> **Work order**
Nothing but the entries, copied exactly, should appear in the response.

> **Information supplied**
--- START ---

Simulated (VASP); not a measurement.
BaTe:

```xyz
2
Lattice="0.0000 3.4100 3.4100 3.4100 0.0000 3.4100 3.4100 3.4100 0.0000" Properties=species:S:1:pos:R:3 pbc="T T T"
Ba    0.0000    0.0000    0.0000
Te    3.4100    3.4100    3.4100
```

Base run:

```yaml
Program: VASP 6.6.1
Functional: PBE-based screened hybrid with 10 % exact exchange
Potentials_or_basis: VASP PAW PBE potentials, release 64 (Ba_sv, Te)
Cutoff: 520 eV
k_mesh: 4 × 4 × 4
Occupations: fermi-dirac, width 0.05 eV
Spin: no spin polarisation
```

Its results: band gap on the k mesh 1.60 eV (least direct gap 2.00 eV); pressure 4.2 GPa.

--- END ---

> **Exercise response**
Simulated (VASP); not a measurement.
BaTe:

```xyz
2
Lattice="0.0000 3.4100 3.4100 3.4100 0.0000 3.4100 3.4100 3.4100 0.0000" Properties=species:S:1:pos:R:3 pbc="T T T"
Ba    0.0000    0.0000    0.0000
Te    3.4100    3.4100    3.4100
```

Base run:

```yaml
Program: VASP 6.6.1
Functional: PBE-based screened hybrid with 10 % exact exchange
Potentials_or_basis: VASP PAW PBE potentials, release 64 (Ba_sv, Te)
Cutoff: 520 eV
k_mesh: 4 × 4 × 4
Occupations: fermi-dirac, width 0.05 eV
Spin: no spin polarisation
```

Its results: band gap on the k mesh 1.60 eV (least direct gap 2.00 eV); pressure 4.2 GPa.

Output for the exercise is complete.